** Opening RECORDS SHOWN block **
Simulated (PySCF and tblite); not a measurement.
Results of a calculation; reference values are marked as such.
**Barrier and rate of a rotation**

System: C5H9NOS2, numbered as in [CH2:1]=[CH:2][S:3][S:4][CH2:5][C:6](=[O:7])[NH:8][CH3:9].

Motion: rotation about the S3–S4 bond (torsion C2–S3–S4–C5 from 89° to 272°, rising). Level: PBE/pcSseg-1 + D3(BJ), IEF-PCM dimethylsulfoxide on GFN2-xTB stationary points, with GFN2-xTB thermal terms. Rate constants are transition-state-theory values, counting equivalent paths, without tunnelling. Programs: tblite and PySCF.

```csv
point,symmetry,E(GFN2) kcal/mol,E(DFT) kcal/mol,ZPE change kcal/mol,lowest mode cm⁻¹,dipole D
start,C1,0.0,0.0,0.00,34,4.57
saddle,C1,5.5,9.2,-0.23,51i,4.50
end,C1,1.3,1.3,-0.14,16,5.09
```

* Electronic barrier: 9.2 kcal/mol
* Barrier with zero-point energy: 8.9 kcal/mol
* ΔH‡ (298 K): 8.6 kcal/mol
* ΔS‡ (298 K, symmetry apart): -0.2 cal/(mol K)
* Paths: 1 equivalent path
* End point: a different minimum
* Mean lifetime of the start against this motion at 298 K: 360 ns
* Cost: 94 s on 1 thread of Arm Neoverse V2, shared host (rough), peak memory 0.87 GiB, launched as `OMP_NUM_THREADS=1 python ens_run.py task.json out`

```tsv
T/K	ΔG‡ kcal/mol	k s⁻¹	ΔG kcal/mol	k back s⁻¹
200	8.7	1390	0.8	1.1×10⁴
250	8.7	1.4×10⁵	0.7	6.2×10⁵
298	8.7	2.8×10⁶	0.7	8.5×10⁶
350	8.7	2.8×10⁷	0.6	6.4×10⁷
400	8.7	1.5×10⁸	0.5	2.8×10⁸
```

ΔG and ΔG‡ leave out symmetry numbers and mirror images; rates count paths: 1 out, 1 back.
** Closing RECORDS SHOWN block **

Return, please, the lines of the data from the first through the line containing "298 K: 360 ns", both kept, exactly as they stand and nothing more.

TASK OUTPUT
Simulated (PySCF and tblite); not a measurement.
Results of a calculation; reference values are marked as such.
**Barrier and rate of a rotation**

System: C5H9NOS2, numbered as in [CH2:1]=[CH:2][S:3][S:4][CH2:5][C:6](=[O:7])[NH:8][CH3:9].

Motion: rotation about the S3–S4 bond (torsion C2–S3–S4–C5 from 89° to 272°, rising). Level: PBE/pcSseg-1 + D3(BJ), IEF-PCM dimethylsulfoxide on GFN2-xTB stationary points, with GFN2-xTB thermal terms. Rate constants are transition-state-theory values, counting equivalent paths, without tunnelling. Programs: tblite and PySCF.

```csv
point,symmetry,E(GFN2) kcal/mol,E(DFT) kcal/mol,ZPE change kcal/mol,lowest mode cm⁻¹,dipole D
start,C1,0.0,0.0,0.00,34,4.57
saddle,C1,5.5,9.2,-0.23,51i,4.50
end,C1,1.3,1.3,-0.14,16,5.09
```

* Electronic barrier: 9.2 kcal/mol
* Barrier with zero-point energy: 8.9 kcal/mol
* ΔH‡ (298 K): 8.6 kcal/mol
* ΔS‡ (298 K, symmetry apart): -0.2 cal/(mol K)
* Paths: 1 equivalent path
* End point: a different minimum
* Mean lifetime of the start against this motion at 298 K: 360 ns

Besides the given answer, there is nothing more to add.